§ **Action item**:
Lift out, unaltered, the lines of the material below between the line holding "System: Al²⁺, configuration" and the line holding "Hardware: 1 thread", counting both.

===== Provided information

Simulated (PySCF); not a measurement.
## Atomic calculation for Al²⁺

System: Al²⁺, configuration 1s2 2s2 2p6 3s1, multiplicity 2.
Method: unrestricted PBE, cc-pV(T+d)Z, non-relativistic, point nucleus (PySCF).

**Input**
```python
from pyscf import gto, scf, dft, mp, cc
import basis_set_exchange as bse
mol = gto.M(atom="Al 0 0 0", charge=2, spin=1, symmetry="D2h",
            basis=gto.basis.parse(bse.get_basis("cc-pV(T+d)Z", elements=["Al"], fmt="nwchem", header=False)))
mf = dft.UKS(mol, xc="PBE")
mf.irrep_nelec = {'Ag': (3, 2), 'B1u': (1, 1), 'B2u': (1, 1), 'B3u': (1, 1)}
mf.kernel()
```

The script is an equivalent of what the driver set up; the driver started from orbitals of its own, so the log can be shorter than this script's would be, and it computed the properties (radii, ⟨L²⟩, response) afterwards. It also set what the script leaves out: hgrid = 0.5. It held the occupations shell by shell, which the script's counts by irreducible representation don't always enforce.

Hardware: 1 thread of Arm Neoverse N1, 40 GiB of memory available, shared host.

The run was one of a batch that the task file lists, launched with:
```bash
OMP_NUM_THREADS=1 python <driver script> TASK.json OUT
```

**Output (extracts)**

==========

§ **Exercise answer**:
System: Al²⁺, configuration 1s2 2s2 2p6 3s1, multiplicity 2.
Method: unrestricted PBE, cc-pV(T+d)Z, non-relativistic, point nucleus (PySCF).

**Input**
```python
from pyscf import gto, scf, dft, mp, cc
import basis_set_exchange as bse
mol = gto.M(atom="Al 0 0 0", charge=2, spin=1, symmetry="D2h",
            basis=gto.basis.parse(bse.get_basis("cc-pV(T+d)Z", elements=["Al"], fmt="nwchem", header=False)))
mf = dft.UKS(mol, xc="PBE")
mf.irrep_nelec = {'Ag': (3, 2), 'B1u': (1, 1), 'B2u': (1, 1), 'B3u': (1, 1)}
mf.kernel()
```

The script is an equivalent of what the driver set up; the driver started from orbitals of its own, so the log can be shorter than this script's would be, and it computed the properties (radii, ⟨L²⟩, response) afterwards. It also set what the script leaves out: hgrid = 0.5. It held the occupations shell by shell, which the script's counts by irreducible representation don't always enforce.

Hardware: 1 thread of Arm Neoverse N1, 40 GiB of memory available, shared host.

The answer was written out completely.